## Assigned task
Retype exactly the lines that run from the start of the data to the line holding "The start of", including both, and only those.

[Given records — start]

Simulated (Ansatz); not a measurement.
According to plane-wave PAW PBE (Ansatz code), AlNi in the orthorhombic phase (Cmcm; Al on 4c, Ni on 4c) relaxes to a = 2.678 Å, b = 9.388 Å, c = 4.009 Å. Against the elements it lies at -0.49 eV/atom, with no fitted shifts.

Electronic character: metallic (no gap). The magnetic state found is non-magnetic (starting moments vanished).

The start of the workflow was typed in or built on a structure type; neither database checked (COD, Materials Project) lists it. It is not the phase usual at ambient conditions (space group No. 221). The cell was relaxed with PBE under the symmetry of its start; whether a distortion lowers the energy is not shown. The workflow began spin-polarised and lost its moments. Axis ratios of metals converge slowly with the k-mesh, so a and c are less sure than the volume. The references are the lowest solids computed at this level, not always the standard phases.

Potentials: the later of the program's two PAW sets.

[Given records — finish]

## Written reply
Simulated (Ansatz); not a measurement.
According to plane-wave PAW PBE (Ansatz code), AlNi in the orthorhombic phase (Cmcm; Al on 4c, Ni on 4c) relaxes to a = 2.678 Å, b = 9.388 Å, c = 4.009 Å. Against the elements it lies at -0.49 eV/atom, with no fitted shifts.

Electronic character: metallic (no gap). The magnetic state found is non-magnetic (starting moments vanished).

The start of the workflow was typed in or built on a structure type; neither database checked (COD, Materials Project) lists it. It is not the phase usual at ambient conditions (space group No. 221). The cell was relaxed with PBE under the symmetry of its start; whether a distortion lowers the energy is not shown. The workflow began spin-polarised and lost its moments. Axis ratios of metals converge slowly with the k-mesh, so a and c are less sure than the volume. The references are the lowest solids computed at this level, not always the standard phases.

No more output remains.